DATA PROVIDED>
>>
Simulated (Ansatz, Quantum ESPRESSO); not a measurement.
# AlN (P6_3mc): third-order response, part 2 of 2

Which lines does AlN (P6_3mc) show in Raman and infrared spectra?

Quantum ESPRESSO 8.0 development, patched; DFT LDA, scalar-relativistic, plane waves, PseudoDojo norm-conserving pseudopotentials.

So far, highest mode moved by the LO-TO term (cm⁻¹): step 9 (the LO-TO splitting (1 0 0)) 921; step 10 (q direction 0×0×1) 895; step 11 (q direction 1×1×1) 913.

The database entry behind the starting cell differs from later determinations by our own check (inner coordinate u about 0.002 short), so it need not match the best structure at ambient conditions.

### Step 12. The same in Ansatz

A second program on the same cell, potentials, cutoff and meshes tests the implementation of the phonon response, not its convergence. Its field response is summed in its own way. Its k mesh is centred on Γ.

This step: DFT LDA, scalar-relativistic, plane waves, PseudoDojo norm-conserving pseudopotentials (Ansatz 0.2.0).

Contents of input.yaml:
<<

BRIEF> Would you please copy out every line of the data exactly?

SOLUTION>
Simulated (Ansatz, Quantum ESPRESSO); not a measurement.
# AlN (P6_3mc): third-order response, part 2 of 2

Which lines does AlN (P6_3mc) show in Raman and infrared spectra?

Quantum ESPRESSO 8.0 development, patched; DFT LDA, scalar-relativistic, plane waves, PseudoDojo norm-conserving pseudopotentials.

So far, highest mode moved by the LO-TO term (cm⁻¹): step 9 (the LO-TO splitting (1 0 0)) 921; step 10 (q direction 0×0×1) 895; step 11 (q direction 1×1×1) 913.

The database entry behind the starting cell differs from later determinations by our own check (inner coordinate u about 0.002 short), so it need not match the best structure at ambient conditions.

### Step 12. The same in Ansatz

A second program on the same cell, potentials, cutoff and meshes tests the implementation of the phonon response, not its convergence. Its field response is summed in its own way. Its k mesh is centred on Γ.

This step: DFT LDA, scalar-relativistic, plane waves, PseudoDojo norm-conserving pseudopotentials (Ansatz 0.2.0).

Contents of input.yaml:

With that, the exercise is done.